* WORK ORDER *
Each entry must be restated exactly as it appears.

*** RECORDS SUPPLIED ***

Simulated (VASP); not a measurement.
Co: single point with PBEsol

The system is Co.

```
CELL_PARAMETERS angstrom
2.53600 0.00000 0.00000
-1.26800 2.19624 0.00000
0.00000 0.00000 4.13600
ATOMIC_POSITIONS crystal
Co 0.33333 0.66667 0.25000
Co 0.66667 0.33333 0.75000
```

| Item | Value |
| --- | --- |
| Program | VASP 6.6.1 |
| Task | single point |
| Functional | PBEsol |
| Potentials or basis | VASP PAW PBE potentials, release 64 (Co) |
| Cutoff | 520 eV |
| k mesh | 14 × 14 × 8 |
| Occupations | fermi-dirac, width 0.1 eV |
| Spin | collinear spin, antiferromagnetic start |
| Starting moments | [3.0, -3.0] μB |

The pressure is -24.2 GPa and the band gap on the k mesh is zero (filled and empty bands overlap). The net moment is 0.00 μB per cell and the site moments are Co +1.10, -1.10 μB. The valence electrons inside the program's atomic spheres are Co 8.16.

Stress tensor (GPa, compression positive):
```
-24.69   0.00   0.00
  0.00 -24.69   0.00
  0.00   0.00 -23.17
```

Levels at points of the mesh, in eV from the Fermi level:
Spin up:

*** End of RECORDS SUPPLIED ***

* EXERCISE OUTPUT *
Simulated (VASP); not a measurement.
Co: single point with PBEsol

The system is Co.

```
CELL_PARAMETERS angstrom
2.53600 0.00000 0.00000
-1.26800 2.19624 0.00000
0.00000 0.00000 4.13600
ATOMIC_POSITIONS crystal
Co 0.33333 0.66667 0.25000
Co 0.66667 0.33333 0.75000
```

| Item | Value |
| --- | --- |
| Program | VASP 6.6.1 |
| Task | single point |
| Functional | PBEsol |
| Potentials or basis | VASP PAW PBE potentials, release 64 (Co) |
| Cutoff | 520 eV |
| k mesh | 14 × 14 × 8 |
| Occupations | fermi-dirac, width 0.1 eV |
| Spin | collinear spin, antiferromagnetic start |
| Starting moments | [3.0, -3.0] μB |

The pressure is -24.2 GPa and the band gap on the k mesh is zero (filled and empty bands overlap). The net moment is 0.00 μB per cell and the site moments are Co +1.10, -1.10 μB. The valence electrons inside the program's atomic spheres are Co 8.16.

Stress tensor (GPa, compression positive):
```
-24.69   0.00   0.00
  0.00 -24.69   0.00
  0.00   0.00 -23.17
```

Levels at points of the mesh, in eV from the Fermi level:
Spin up:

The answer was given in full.